When you output the entries, begin with the first line and end with the line containing "B is lowest", keeping each line exactly as it is.

Start of RAW DATA
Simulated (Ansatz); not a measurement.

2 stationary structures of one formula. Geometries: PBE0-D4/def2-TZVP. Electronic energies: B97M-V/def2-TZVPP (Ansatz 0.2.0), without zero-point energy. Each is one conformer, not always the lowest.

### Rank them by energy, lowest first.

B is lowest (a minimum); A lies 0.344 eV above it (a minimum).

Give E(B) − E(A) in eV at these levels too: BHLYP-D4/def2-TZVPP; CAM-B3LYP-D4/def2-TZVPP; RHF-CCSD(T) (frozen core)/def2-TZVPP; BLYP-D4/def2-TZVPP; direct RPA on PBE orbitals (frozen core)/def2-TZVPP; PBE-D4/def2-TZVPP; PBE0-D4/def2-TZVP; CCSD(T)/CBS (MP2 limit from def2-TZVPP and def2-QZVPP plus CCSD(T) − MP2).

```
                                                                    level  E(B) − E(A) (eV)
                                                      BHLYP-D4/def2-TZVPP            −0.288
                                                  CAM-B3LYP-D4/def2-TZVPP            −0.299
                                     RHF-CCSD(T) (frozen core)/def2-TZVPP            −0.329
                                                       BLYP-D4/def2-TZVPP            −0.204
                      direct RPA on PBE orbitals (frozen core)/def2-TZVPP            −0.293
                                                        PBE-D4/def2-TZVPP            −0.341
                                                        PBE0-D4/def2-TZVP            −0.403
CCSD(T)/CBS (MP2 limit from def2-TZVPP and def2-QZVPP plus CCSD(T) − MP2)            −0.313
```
End of RAW DATA

→ TASK OUTPUT
Simulated (Ansatz); not a measurement.

2 stationary structures of one formula. Geometries: PBE0-D4/def2-TZVP. Electronic energies: B97M-V/def2-TZVPP (Ansatz 0.2.0), without zero-point energy. Each is one conformer, not always the lowest.

### Rank them by energy, lowest first.

B is lowest (a minimum); A lies 0.344 eV above it (a minimum).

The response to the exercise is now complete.